BEGIN DATA SUPPLIED
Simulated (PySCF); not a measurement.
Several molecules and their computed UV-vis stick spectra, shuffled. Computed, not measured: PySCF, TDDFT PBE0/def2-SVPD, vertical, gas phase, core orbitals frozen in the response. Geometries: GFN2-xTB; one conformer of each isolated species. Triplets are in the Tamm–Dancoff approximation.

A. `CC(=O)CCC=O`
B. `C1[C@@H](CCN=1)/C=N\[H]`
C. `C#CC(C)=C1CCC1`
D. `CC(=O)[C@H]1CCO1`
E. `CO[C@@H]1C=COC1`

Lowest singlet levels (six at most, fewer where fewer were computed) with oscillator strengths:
END DATA SUPPLIED

> [EXERCISE] Transcribe every record. Match each line exactly.

> [WRITTEN ANSWER]
Simulated (PySCF); not a measurement.
Several molecules and their computed UV-vis stick spectra, shuffled. Computed, not measured: PySCF, TDDFT PBE0/def2-SVPD, vertical, gas phase, core orbitals frozen in the response. Geometries: GFN2-xTB; one conformer of each isolated species. Triplets are in the Tamm–Dancoff approximation.

A. `CC(=O)CCC=O`
B. `C1[C@@H](CCN=1)/C=N\[H]`
C. `C#CC(C)=C1CCC1`
D. `CC(=O)[C@H]1CCO1`
E. `CO[C@@H]1C=COC1`

Lowest singlet levels (six at most, fewer where fewer were computed) with oscillator strengths:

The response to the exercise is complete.